Information given:
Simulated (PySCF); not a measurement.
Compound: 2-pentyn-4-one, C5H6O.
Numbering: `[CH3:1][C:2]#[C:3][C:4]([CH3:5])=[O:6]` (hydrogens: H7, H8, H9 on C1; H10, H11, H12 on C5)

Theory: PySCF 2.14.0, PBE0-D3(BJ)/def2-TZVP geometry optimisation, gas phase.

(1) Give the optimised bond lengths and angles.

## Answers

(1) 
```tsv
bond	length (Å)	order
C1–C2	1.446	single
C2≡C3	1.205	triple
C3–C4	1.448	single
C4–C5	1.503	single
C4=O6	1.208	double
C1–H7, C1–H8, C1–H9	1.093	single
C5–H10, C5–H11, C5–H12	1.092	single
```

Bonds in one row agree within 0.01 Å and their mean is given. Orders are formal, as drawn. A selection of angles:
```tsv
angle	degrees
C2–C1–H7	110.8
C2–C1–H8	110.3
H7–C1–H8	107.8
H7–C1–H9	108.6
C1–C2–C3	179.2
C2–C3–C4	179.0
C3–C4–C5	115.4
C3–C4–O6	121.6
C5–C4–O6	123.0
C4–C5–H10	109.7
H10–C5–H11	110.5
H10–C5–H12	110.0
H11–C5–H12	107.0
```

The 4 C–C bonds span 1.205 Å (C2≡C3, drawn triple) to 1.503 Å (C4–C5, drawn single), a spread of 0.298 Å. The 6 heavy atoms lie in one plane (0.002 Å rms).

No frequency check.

Work order: Exactly as shown above, write out all the records.

Written solution:
Simulated (PySCF); not a measurement.
Compound: 2-pentyn-4-one, C5H6O.
Numbering: `[CH3:1][C:2]#[C:3][C:4]([CH3:5])=[O:6]` (hydrogens: H7, H8, H9 on C1; H10, H11, H12 on C5)

Theory: PySCF 2.14.0, PBE0-D3(BJ)/def2-TZVP geometry optimisation, gas phase.

(1) Give the optimised bond lengths and angles.

## Answers

(1) 
```tsv
bond	length (Å)	order
C1–C2	1.446	single
C2≡C3	1.205	triple
C3–C4	1.448	single
C4–C5	1.503	single
C4=O6	1.208	double
C1–H7, C1–H8, C1–H9	1.093	single
C5–H10, C5–H11, C5–H12	1.092	single
```

Bonds in one row agree within 0.01 Å and their mean is given. Orders are formal, as drawn. A selection of angles:
```tsv
angle	degrees
C2–C1–H7	110.8
C2–C1–H8	110.3
H7–C1–H8	107.8
H7–C1–H9	108.6
C1–C2–C3	179.2
C2–C3–C4	179.0
C3–C4–C5	115.4
C3–C4–O6	121.6
C5–C4–O6	123.0
C4–C5–H10	109.7
H10–C5–H11	110.5
H10–C5–H12	110.0
H11–C5–H12	107.0
```

The 4 C–C bonds span 1.205 Å (C2≡C3, drawn triple) to 1.503 Å (C4–C5, drawn single), a spread of 0.298 Å. The 6 heavy atoms lie in one plane (0.002 Å rms).

No frequency check.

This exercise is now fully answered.